SOURCE INFORMATION.
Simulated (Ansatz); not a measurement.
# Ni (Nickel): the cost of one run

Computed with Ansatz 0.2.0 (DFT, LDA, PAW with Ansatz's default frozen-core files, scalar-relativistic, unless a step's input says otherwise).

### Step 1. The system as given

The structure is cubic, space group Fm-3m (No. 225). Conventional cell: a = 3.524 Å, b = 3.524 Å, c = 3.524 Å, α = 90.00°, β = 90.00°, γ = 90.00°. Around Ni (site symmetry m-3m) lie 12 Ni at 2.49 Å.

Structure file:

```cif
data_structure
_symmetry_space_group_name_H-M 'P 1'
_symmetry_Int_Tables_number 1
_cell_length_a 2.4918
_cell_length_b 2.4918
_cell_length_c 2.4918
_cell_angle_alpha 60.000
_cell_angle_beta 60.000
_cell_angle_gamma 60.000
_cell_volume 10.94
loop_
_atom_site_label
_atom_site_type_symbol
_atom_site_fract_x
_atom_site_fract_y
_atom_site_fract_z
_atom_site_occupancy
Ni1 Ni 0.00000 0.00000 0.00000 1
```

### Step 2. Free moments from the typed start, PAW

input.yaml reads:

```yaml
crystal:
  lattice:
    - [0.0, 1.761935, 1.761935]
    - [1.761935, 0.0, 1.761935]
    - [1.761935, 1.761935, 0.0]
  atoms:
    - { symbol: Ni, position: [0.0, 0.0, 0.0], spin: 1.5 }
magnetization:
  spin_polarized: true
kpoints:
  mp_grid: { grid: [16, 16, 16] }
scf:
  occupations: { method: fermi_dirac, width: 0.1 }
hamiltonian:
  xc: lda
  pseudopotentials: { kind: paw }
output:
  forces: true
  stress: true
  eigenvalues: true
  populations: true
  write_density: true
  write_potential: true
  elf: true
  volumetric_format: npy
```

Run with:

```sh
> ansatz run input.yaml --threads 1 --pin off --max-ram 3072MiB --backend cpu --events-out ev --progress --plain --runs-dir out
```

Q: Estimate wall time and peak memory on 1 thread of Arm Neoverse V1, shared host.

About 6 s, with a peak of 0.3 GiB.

WORK TASK. The answer is the run of lines above from the line containing "### Step 1. The system as given" through the line containing "Q: Estimate wall", copied exactly and alone.

RESPONSE BOX.
### Step 1. The system as given

The structure is cubic, space group Fm-3m (No. 225). Conventional cell: a = 3.524 Å, b = 3.524 Å, c = 3.524 Å, α = 90.00°, β = 90.00°, γ = 90.00°. Around Ni (site symmetry m-3m) lie 12 Ni at 2.49 Å.

Structure file:

```cif
data_structure
_symmetry_space_group_name_H-M 'P 1'
_symmetry_Int_Tables_number 1
_cell_length_a 2.4918
_cell_length_b 2.4918
_cell_length_c 2.4918
_cell_angle_alpha 60.000
_cell_angle_beta 60.000
_cell_angle_gamma 60.000
_cell_volume 10.94
loop_
_atom_site_label
_atom_site_type_symbol
_atom_site_fract_x
_atom_site_fract_y
_atom_site_fract_z
_atom_site_occupancy
Ni1 Ni 0.00000 0.00000 0.00000 1
```

### Step 2. Free moments from the typed start, PAW

input.yaml reads:

```yaml
crystal:
  lattice:
    - [0.0, 1.761935, 1.761935]
    - [1.761935, 0.0, 1.761935]
    - [1.761935, 1.761935, 0.0]
  atoms:
    - { symbol: Ni, position: [0.0, 0.0, 0.0], spin: 1.5 }
magnetization:
  spin_polarized: true
kpoints:
  mp_grid: { grid: [16, 16, 16] }
scf:
  occupations: { method: fermi_dirac, width: 0.1 }
hamiltonian:
  xc: lda
  pseudopotentials: { kind: paw }
output:
  forces: true
  stress: true
  eigenvalues: true
  populations: true
  write_density: true
  write_potential: true
  elf: true
  volumetric_format: npy
```

Run with:

```sh
> ansatz run input.yaml --threads 1 --pin off --max-ram 3072MiB --backend cpu --events-out ev --progress --plain --runs-dir out
```

Q: Estimate wall time and peak memory on 1 thread of Arm Neoverse V1, shared host.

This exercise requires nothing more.